== REQUIRED ACTION ==
Set down, please, exactly the lines below that run from the line with "It is relaxed" to the line with "Result: By the", both lines included.

═════ DATASET

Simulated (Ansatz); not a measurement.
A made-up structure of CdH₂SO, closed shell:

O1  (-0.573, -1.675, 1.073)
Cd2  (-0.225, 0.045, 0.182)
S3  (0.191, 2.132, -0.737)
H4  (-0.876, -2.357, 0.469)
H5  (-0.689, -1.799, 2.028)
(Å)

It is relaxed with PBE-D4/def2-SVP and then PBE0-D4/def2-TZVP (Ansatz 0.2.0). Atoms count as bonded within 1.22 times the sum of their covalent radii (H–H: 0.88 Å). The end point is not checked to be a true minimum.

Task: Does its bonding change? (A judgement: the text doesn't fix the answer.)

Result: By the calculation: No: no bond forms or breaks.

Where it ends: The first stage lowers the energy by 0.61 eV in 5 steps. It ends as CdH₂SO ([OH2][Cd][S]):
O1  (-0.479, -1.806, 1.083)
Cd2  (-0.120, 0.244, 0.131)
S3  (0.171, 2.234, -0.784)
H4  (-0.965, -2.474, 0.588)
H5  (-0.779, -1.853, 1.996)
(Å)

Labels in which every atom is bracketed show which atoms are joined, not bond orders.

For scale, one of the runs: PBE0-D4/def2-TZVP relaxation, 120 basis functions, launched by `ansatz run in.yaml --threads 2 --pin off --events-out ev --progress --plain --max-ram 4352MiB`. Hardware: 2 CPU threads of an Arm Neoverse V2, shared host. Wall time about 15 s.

══════════

== ANSWER SECTION ==
It is relaxed with PBE-D4/def2-SVP and then PBE0-D4/def2-TZVP (Ansatz 0.2.0). Atoms count as bonded within 1.22 times the sum of their covalent radii (H–H: 0.88 Å). The end point is not checked to be a true minimum.

Task: Does its bonding change? (A judgement: the text doesn't fix the answer.)

Result: By the calculation: No: no bond forms or breaks.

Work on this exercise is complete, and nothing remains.